> **Activity**:
Here the job is to return only the lines of the material, exactly, from the first one to the line with "Unless said otherwise, spin-orbit".

> **Supplied material**:
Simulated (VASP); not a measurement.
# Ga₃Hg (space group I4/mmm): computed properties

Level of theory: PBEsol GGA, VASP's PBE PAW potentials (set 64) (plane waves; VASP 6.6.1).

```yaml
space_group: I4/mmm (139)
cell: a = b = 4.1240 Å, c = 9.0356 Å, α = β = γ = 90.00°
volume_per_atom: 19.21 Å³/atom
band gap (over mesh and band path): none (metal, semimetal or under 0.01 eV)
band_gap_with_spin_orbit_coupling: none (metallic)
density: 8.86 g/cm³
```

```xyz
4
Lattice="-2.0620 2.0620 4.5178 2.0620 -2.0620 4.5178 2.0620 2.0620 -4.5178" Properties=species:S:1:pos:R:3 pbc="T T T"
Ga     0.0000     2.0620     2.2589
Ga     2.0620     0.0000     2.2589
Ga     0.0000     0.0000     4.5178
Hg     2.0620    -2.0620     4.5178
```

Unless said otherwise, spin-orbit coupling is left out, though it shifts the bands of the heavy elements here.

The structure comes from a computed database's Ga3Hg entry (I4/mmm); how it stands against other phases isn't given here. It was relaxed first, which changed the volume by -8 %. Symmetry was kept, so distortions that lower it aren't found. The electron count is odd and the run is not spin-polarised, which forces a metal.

> **Your response**:
Simulated (VASP); not a measurement.
# Ga₃Hg (space group I4/mmm): computed properties

Level of theory: PBEsol GGA, VASP's PBE PAW potentials (set 64) (plane waves; VASP 6.6.1).

```yaml
space_group: I4/mmm (139)
cell: a = b = 4.1240 Å, c = 9.0356 Å, α = β = γ = 90.00°
volume_per_atom: 19.21 Å³/atom
band gap (over mesh and band path): none (metal, semimetal or under 0.01 eV)
band_gap_with_spin_orbit_coupling: none (metallic)
density: 8.86 g/cm³
```

```xyz
4
Lattice="-2.0620 2.0620 4.5178 2.0620 -2.0620 4.5178 2.0620 2.0620 -4.5178" Properties=species:S:1:pos:R:3 pbc="T T T"
Ga     0.0000     2.0620     2.2589
Ga     2.0620     0.0000     2.2589
Ga     0.0000     0.0000     4.5178
Hg     2.0620    -2.0620     4.5178
```

Unless said otherwise, spin-orbit coupling is left out, though it shifts the bands of the heavy elements here.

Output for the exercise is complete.